[ACTIVITY] Give back an exact copy of the lines in the records below, from the line that has "atom**: 10.91 Å³/atom" through the line that has "a**: 3.521 Å", and nothing besides.

[DATA TO EXAMINE]
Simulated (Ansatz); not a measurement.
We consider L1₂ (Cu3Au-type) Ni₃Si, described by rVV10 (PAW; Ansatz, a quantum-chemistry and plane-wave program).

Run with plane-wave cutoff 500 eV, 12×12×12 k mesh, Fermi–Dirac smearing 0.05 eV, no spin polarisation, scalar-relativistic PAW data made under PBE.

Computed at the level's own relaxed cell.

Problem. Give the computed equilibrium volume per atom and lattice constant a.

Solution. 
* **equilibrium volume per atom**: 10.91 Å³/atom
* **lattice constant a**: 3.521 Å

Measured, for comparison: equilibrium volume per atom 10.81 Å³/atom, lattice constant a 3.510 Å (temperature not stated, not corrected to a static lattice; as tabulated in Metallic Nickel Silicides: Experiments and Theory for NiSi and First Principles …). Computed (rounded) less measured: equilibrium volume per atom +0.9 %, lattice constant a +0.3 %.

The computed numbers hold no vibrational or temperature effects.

[WRITTEN RESPONSE]
* **equilibrium volume per atom**: 10.91 Å³/atom
* **lattice constant a**: 3.521 Å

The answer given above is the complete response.